▶ _WORK REQUEST_
What appears from the first line of the records below through the line containing "spin multiplicity 1." must be reproduced verbatim.

▶ _DATASET_
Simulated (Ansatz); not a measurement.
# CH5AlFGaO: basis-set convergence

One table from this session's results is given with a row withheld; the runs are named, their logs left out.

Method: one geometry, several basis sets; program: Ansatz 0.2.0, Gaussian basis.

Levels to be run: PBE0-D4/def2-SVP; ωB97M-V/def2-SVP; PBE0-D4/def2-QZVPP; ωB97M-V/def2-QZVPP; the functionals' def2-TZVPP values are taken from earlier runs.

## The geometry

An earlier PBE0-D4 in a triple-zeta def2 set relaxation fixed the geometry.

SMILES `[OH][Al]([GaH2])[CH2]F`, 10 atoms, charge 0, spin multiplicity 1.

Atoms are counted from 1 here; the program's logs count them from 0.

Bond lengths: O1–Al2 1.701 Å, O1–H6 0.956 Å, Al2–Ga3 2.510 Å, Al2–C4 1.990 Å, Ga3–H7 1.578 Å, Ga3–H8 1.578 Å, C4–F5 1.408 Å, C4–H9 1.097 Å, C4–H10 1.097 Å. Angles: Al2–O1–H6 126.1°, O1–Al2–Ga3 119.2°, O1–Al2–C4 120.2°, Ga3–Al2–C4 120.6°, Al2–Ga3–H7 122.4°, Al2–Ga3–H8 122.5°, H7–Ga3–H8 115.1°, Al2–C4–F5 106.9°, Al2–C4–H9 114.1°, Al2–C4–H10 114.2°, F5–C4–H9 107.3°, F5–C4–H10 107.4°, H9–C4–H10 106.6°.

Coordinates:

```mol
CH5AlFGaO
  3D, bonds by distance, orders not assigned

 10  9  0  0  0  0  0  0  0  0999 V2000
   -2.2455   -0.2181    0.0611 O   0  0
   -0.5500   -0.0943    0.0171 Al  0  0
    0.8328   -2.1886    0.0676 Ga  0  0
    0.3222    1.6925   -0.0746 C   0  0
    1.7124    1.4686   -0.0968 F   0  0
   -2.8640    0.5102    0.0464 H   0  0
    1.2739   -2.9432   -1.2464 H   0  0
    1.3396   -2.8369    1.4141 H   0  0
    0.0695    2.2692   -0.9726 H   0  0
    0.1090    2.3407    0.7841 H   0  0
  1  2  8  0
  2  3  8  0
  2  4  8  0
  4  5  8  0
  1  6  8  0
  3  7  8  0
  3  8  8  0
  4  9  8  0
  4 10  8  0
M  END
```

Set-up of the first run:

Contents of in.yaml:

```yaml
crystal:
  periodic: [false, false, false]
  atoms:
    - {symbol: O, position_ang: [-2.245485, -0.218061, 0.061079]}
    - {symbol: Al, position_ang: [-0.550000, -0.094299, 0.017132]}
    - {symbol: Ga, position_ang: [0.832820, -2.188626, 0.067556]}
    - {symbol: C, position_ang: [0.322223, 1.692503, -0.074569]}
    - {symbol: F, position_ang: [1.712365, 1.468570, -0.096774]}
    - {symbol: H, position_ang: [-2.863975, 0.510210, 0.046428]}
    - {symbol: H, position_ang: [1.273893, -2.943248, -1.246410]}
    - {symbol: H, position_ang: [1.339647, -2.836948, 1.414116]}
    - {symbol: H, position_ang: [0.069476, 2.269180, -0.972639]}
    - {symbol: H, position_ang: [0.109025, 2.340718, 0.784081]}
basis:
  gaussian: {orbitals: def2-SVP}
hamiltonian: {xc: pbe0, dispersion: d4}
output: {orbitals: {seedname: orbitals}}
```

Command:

▶ _SOLUTION_
Simulated (Ansatz); not a measurement.
# CH5AlFGaO: basis-set convergence

One table from this session's results is given with a row withheld; the runs are named, their logs left out.

Method: one geometry, several basis sets; program: Ansatz 0.2.0, Gaussian basis.

Levels to be run: PBE0-D4/def2-SVP; ωB97M-V/def2-SVP; PBE0-D4/def2-QZVPP; ωB97M-V/def2-QZVPP; the functionals' def2-TZVPP values are taken from earlier runs.

## The geometry

An earlier PBE0-D4 in a triple-zeta def2 set relaxation fixed the geometry.

SMILES `[OH][Al]([GaH2])[CH2]F`, 10 atoms, charge 0, spin multiplicity 1.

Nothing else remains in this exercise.